Requirement.
Present the following data again exactly as it is shown.

Information supplied.
· · · ·

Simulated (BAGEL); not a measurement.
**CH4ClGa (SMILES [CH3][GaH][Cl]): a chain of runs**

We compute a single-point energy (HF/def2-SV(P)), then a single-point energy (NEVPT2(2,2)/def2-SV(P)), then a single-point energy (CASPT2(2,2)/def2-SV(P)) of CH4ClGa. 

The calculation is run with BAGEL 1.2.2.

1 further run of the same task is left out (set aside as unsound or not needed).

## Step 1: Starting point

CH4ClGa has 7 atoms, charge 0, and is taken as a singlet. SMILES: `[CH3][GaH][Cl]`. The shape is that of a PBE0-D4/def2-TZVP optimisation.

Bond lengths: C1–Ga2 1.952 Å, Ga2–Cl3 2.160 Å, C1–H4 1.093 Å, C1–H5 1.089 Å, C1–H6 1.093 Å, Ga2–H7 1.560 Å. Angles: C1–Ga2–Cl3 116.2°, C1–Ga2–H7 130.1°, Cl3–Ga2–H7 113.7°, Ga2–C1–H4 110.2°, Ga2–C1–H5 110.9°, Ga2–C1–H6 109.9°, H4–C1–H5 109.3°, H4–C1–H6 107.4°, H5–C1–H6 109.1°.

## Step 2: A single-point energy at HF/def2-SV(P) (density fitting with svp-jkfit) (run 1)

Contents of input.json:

· · · ·

Exercise output.
Simulated (BAGEL); not a measurement.
**CH4ClGa (SMILES [CH3][GaH][Cl]): a chain of runs**

We compute a single-point energy (HF/def2-SV(P)), then a single-point energy (NEVPT2(2,2)/def2-SV(P)), then a single-point energy (CASPT2(2,2)/def2-SV(P)) of CH4ClGa. 

The calculation is run with BAGEL 1.2.2.

1 further run of the same task is left out (set aside as unsound or not needed).

## Step 1: Starting point

CH4ClGa has 7 atoms, charge 0, and is taken as a singlet. SMILES: `[CH3][GaH][Cl]`. The shape is that of a PBE0-D4/def2-TZVP optimisation.

Bond lengths: C1–Ga2 1.952 Å, Ga2–Cl3 2.160 Å, C1–H4 1.093 Å, C1–H5 1.089 Å, C1–H6 1.093 Å, Ga2–H7 1.560 Å. Angles: C1–Ga2–Cl3 116.2°, C1–Ga2–H7 130.1°, Cl3–Ga2–H7 113.7°, Ga2–C1–H4 110.2°, Ga2–C1–H5 110.9°, Ga2–C1–H6 109.9°, H4–C1–H5 109.3°, H4–C1–H6 107.4°, H5–C1–H6 109.1°.

## Step 2: A single-point energy at HF/def2-SV(P) (density fitting with svp-jkfit) (run 1)

Contents of input.json:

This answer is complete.